▶ _EXTRACTED MATERIAL_
———

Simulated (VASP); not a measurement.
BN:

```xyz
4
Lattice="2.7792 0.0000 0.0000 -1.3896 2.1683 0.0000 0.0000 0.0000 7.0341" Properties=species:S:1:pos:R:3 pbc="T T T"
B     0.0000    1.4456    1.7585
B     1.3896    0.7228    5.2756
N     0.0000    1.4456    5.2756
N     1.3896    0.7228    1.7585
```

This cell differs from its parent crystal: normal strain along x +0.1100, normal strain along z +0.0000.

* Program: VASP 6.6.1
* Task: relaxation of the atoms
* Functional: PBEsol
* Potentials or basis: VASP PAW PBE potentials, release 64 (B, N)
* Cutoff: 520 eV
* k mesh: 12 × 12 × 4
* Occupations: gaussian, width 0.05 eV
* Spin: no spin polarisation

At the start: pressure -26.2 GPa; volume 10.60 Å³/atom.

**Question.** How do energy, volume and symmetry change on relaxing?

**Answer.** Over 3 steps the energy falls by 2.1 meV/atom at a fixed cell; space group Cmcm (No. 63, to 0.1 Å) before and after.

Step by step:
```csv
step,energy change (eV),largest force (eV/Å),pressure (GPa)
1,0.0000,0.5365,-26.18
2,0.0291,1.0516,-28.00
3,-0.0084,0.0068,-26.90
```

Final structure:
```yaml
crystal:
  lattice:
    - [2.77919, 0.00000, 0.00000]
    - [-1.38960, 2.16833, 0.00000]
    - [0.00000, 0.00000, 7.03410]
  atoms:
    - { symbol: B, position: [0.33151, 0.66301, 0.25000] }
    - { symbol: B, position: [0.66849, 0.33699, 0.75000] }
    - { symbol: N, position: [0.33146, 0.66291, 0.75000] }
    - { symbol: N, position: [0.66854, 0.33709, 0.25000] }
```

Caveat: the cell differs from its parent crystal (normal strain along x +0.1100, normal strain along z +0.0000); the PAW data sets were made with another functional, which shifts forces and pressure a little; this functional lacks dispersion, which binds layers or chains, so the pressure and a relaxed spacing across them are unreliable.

———

▶ _REQUIRED ACTION_
Reproduce only the lines above, starting at the line with "Program: VASP 6.6.1" and ending at the line with "At the start: pressure", exactly as written.

▶ _EXERCISE SOLUTION_
* Program: VASP 6.6.1
* Task: relaxation of the atoms
* Functional: PBEsol
* Potentials or basis: VASP PAW PBE potentials, release 64 (B, N)
* Cutoff: 520 eV
* k mesh: 12 × 12 × 4
* Occupations: gaussian, width 0.05 eV
* Spin: no spin polarisation

At the start: pressure -26.2 GPa; volume 10.60 Å³/atom.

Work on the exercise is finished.